[[ EXERCISE DATA, beginning ]]
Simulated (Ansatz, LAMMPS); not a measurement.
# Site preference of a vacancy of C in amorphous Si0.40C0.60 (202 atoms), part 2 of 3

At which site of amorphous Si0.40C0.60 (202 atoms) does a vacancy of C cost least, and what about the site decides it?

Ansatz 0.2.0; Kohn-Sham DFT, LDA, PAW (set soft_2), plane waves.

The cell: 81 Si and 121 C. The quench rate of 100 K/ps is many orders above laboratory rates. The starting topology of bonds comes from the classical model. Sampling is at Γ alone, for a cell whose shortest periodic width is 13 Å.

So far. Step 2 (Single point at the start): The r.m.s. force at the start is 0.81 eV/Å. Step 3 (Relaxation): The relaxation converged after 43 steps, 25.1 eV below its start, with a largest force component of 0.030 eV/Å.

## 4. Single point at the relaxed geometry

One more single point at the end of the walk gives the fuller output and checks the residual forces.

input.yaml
[[ EXERCISE DATA, end ]]

WORK TASK: Take the lines from the start of the records through the line holding "One more single", both included, and please print them exactly, with nothing else.

EXERCISE OUTPUT:
Simulated (Ansatz, LAMMPS); not a measurement.
# Site preference of a vacancy of C in amorphous Si0.40C0.60 (202 atoms), part 2 of 3

At which site of amorphous Si0.40C0.60 (202 atoms) does a vacancy of C cost least, and what about the site decides it?

Ansatz 0.2.0; Kohn-Sham DFT, LDA, PAW (set soft_2), plane waves.

The cell: 81 Si and 121 C. The quench rate of 100 K/ps is many orders above laboratory rates. The starting topology of bonds comes from the classical model. Sampling is at Γ alone, for a cell whose shortest periodic width is 13 Å.

So far. Step 2 (Single point at the start): The r.m.s. force at the start is 0.81 eV/Å. Step 3 (Relaxation): The relaxation converged after 43 steps, 25.1 eV below its start, with a largest force component of 0.030 eV/Å.

## 4. Single point at the relaxed geometry

One more single point at the end of the walk gives the fuller output and checks the residual forces.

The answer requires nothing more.